REQUIRED ACTION ::
Could you print every line from the first one of the records below through the line containing "wasn't relaxed here.", with both included and nothing else?

SUPPLIED INFORMATION ::
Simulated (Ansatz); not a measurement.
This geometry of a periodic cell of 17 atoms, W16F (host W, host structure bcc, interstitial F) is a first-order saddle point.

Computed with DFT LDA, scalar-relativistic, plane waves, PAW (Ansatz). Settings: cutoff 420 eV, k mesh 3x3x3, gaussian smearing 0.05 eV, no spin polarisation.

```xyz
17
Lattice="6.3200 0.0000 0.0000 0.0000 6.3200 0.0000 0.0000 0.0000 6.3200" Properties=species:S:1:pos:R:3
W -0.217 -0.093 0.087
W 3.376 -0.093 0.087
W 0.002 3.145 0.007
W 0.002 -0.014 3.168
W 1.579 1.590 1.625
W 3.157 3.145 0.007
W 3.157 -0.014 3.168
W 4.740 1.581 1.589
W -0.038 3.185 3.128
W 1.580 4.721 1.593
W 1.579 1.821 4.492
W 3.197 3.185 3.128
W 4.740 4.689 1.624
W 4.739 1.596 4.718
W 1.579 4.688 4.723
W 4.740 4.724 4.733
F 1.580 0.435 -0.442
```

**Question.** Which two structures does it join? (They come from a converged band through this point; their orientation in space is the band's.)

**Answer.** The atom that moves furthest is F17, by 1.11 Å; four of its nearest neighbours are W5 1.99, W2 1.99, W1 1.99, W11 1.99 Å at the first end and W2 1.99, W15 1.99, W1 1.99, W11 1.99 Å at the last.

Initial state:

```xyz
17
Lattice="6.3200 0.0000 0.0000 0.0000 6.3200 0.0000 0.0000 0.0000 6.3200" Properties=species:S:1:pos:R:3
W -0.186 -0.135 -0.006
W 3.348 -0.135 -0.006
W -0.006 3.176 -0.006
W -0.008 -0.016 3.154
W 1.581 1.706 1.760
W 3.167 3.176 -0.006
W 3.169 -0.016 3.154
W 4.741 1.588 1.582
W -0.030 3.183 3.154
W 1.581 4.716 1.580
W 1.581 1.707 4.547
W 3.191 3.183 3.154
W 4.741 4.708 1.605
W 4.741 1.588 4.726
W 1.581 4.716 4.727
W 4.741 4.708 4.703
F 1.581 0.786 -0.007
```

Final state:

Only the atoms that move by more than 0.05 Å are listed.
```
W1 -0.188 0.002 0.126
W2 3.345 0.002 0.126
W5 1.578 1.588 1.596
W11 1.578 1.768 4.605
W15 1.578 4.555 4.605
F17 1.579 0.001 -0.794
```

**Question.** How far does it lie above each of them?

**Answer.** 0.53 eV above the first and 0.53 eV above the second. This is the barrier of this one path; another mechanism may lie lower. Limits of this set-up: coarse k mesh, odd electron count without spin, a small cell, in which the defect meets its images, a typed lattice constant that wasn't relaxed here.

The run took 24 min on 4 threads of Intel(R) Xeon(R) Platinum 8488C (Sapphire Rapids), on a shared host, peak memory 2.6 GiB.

YOUR RESPONSE ::
Simulated (Ansatz); not a measurement.
This geometry of a periodic cell of 17 atoms, W16F (host W, host structure bcc, interstitial F) is a first-order saddle point.

Computed with DFT LDA, scalar-relativistic, plane waves, PAW (Ansatz). Settings: cutoff 420 eV, k mesh 3x3x3, gaussian smearing 0.05 eV, no spin polarisation.

```xyz
17
Lattice="6.3200 0.0000 0.0000 0.0000 6.3200 0.0000 0.0000 0.0000 6.3200" Properties=species:S:1:pos:R:3
W -0.217 -0.093 0.087
W 3.376 -0.093 0.087
W 0.002 3.145 0.007
W 0.002 -0.014 3.168
W 1.579 1.590 1.625
W 3.157 3.145 0.007
W 3.157 -0.014 3.168
W 4.740 1.581 1.589
W -0.038 3.185 3.128
W 1.580 4.721 1.593
W 1.579 1.821 4.492
W 3.197 3.185 3.128
W 4.740 4.689 1.624
W 4.739 1.596 4.718
W 1.579 4.688 4.723
W 4.740 4.724 4.733
F 1.580 0.435 -0.442
```

**Question.** Which two structures does it join? (They come from a converged band through this point; their orientation in space is the band's.)

**Answer.** The atom that moves furthest is F17, by 1.11 Å; four of its nearest neighbours are W5 1.99, W2 1.99, W1 1.99, W11 1.99 Å at the first end and W2 1.99, W15 1.99, W1 1.99, W11 1.99 Å at the last.

Initial state:

```xyz
17
Lattice="6.3200 0.0000 0.0000 0.0000 6.3200 0.0000 0.0000 0.0000 6.3200" Properties=species:S:1:pos:R:3
W -0.186 -0.135 -0.006
W 3.348 -0.135 -0.006
W -0.006 3.176 -0.006
W -0.008 -0.016 3.154
W 1.581 1.706 1.760
W 3.167 3.176 -0.006
W 3.169 -0.016 3.154
W 4.741 1.588 1.582
W -0.030 3.183 3.154
W 1.581 4.716 1.580
W 1.581 1.707 4.547
W 3.191 3.183 3.154
W 4.741 4.708 1.605
W 4.741 1.588 4.726
W 1.581 4.716 4.727
W 4.741 4.708 4.703
F 1.581 0.786 -0.007
```

Final state:

Only the atoms that move by more than 0.05 Å are listed.
```
W1 -0.188 0.002 0.126
W2 3.345 0.002 0.126
W5 1.578 1.588 1.596
W11 1.578 1.768 4.605
W15 1.578 4.555 4.605
F17 1.579 0.001 -0.794
```

**Question.** How far does it lie above each of them?

**Answer.** 0.53 eV above the first and 0.53 eV above the second. This is the barrier of this one path; another mechanism may lie lower. Limits of this set-up: coarse k mesh, odd electron count without spin, a small cell, in which the defect meets its images, a typed lattice constant that wasn't relaxed here.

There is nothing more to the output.